### Assigned task
Output the listing below, keeping each line exactly as it stands.

━━━ Given data

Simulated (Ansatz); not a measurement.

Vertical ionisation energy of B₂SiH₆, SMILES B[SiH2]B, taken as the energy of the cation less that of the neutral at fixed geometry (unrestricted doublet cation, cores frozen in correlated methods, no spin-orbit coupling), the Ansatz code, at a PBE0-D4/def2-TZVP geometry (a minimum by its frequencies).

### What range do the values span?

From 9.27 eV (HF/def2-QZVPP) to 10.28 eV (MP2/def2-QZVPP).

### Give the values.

━━━━━━

### Response
Simulated (Ansatz); not a measurement.

Vertical ionisation energy of B₂SiH₆, SMILES B[SiH2]B, taken as the energy of the cation less that of the neutral at fixed geometry (unrestricted doublet cation, cores frozen in correlated methods, no spin-orbit coupling), the Ansatz code, at a PBE0-D4/def2-TZVP geometry (a minimum by its frequencies).

### What range do the values span?

From 9.27 eV (HF/def2-QZVPP) to 10.28 eV (MP2/def2-QZVPP).

### Give the values.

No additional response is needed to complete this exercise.